[Opening Data for review section]
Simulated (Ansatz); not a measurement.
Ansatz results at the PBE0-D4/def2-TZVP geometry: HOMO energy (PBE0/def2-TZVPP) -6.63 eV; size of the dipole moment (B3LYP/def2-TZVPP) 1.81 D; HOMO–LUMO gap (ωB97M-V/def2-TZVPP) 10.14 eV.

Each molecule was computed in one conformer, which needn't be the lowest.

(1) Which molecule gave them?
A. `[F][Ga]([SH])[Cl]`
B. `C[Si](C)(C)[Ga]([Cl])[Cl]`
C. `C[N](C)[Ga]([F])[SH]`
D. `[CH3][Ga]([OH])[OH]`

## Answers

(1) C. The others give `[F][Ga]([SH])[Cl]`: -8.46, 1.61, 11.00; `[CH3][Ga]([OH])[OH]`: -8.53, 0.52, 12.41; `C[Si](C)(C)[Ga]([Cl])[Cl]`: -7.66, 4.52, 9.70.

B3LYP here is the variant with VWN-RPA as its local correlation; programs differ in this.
[Closing Data for review section]

*Exercise*
Repeat the entries verbatim through the line with "(1) C. The others".

*Exercise output*
Simulated (Ansatz); not a measurement.
Ansatz results at the PBE0-D4/def2-TZVP geometry: HOMO energy (PBE0/def2-TZVPP) -6.63 eV; size of the dipole moment (B3LYP/def2-TZVPP) 1.81 D; HOMO–LUMO gap (ωB97M-V/def2-TZVPP) 10.14 eV.

Each molecule was computed in one conformer, which needn't be the lowest.

(1) Which molecule gave them?
A. `[F][Ga]([SH])[Cl]`
B. `C[Si](C)(C)[Ga]([Cl])[Cl]`
C. `C[N](C)[Ga]([F])[SH]`
D. `[CH3][Ga]([OH])[OH]`

## Answers

(1) C. The others give `[F][Ga]([SH])[Cl]`: -8.46, 1.61, 11.00; `[CH3][Ga]([OH])[OH]`: -8.53, 0.52, 12.41; `C[Si](C)(C)[Ga]([Cl])[Cl]`: -7.66, 4.52, 9.70.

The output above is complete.